RECORDED INFORMATION:
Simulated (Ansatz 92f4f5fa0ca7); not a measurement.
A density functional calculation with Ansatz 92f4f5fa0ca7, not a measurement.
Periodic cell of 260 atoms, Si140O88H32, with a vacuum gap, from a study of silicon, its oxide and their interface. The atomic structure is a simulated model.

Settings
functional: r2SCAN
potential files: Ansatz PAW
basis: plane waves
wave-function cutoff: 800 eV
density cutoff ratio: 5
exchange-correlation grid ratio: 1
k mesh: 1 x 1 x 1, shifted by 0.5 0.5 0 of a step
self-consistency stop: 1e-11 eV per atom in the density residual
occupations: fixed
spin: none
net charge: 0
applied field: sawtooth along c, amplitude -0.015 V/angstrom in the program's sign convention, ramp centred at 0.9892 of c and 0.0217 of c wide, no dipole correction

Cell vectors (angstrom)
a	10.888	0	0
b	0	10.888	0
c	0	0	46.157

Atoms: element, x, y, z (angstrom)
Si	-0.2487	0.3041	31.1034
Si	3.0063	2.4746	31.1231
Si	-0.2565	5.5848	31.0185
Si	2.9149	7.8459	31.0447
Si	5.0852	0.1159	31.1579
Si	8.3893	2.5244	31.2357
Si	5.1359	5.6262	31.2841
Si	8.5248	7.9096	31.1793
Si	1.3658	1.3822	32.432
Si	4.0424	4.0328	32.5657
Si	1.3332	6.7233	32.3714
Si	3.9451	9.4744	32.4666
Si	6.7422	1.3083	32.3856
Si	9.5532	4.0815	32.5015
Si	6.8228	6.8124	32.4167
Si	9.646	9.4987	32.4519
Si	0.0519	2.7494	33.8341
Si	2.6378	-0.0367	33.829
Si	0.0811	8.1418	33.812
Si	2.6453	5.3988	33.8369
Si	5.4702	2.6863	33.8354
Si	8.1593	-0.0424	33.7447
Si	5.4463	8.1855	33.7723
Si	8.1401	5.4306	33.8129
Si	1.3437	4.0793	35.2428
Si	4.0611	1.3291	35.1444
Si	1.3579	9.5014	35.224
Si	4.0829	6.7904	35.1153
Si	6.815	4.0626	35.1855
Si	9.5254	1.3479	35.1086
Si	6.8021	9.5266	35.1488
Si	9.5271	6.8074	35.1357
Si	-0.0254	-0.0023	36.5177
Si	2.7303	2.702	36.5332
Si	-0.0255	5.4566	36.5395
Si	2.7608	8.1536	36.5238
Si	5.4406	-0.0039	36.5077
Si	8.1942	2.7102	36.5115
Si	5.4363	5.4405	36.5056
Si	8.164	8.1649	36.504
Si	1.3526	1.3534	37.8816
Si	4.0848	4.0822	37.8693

BRIEF:
Whatever else the listing above holds, retype exactly only the lines from the one containing "Periodic cell of" to the one containing "exchange-correlation grid ratio: 1", both ends kept.

ANSWER BOX:
Periodic cell of 260 atoms, Si140O88H32, with a vacuum gap, from a study of silicon, its oxide and their interface. The atomic structure is a simulated model.

Settings
functional: r2SCAN
potential files: Ansatz PAW
basis: plane waves
wave-function cutoff: 800 eV
density cutoff ratio: 5
exchange-correlation grid ratio: 1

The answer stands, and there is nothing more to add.